# Extracted information:
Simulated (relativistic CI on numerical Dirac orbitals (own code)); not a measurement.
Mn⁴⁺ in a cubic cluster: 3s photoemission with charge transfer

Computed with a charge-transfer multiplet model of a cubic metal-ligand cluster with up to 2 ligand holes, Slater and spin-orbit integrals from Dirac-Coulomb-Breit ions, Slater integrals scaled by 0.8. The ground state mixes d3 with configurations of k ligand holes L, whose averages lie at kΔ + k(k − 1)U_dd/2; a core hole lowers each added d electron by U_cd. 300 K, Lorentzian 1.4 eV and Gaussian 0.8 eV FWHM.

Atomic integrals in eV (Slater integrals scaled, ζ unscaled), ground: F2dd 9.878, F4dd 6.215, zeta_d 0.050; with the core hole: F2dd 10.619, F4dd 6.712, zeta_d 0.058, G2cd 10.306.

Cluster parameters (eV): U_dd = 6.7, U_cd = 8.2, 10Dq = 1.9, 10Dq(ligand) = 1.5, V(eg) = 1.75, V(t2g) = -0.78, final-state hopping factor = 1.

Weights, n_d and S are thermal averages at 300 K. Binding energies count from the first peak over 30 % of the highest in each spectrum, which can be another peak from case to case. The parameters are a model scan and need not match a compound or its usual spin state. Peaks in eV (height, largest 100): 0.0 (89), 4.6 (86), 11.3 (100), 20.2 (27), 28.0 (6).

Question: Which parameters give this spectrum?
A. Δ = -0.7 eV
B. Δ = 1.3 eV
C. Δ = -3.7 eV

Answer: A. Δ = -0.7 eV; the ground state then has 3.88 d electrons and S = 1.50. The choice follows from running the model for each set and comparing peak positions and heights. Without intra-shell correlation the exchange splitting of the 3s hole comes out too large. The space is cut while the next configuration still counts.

# Task item:
Could you reproduce, exactly, every line above from the line with "Question: Which parameters" to the line with "C. Δ = -3.7 eV", and no other line? Both ends count.

# Answer space:
Question: Which parameters give this spectrum?
A. Δ = -0.7 eV
B. Δ = 1.3 eV
C. Δ = -3.7 eV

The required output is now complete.